### Required action
Return each entry exactly, so that nothing in the data differs from the original.

==============================

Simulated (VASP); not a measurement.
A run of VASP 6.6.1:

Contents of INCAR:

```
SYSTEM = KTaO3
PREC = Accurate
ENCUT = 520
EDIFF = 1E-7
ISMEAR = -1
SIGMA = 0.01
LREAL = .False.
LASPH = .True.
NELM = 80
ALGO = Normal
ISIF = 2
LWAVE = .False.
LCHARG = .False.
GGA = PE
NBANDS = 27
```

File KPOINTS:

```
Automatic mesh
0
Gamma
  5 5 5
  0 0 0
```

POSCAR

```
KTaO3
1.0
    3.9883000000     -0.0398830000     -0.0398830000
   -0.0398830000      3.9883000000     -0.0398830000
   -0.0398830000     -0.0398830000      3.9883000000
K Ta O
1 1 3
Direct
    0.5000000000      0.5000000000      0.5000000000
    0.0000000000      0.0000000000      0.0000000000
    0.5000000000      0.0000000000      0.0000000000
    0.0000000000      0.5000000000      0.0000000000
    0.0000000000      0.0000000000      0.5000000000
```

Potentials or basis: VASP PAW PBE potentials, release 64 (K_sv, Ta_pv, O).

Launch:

==============================

### Task result
Simulated (VASP); not a measurement.
A run of VASP 6.6.1:

Contents of INCAR:

```
SYSTEM = KTaO3
PREC = Accurate
ENCUT = 520
EDIFF = 1E-7
ISMEAR = -1
SIGMA = 0.01
LREAL = .False.
LASPH = .True.
NELM = 80
ALGO = Normal
ISIF = 2
LWAVE = .False.
LCHARG = .False.
GGA = PE
NBANDS = 27
```

File KPOINTS:

```
Automatic mesh
0
Gamma
  5 5 5
  0 0 0
```

POSCAR

```
KTaO3
1.0
    3.9883000000     -0.0398830000     -0.0398830000
   -0.0398830000      3.9883000000     -0.0398830000
   -0.0398830000     -0.0398830000      3.9883000000
K Ta O
1 1 3
Direct
    0.5000000000      0.5000000000      0.5000000000
    0.0000000000      0.0000000000      0.0000000000
    0.5000000000      0.0000000000      0.0000000000
    0.0000000000      0.5000000000      0.0000000000
    0.0000000000      0.0000000000      0.5000000000
```

Potentials or basis: VASP PAW PBE potentials, release 64 (K_sv, Ta_pv, O).

Launch:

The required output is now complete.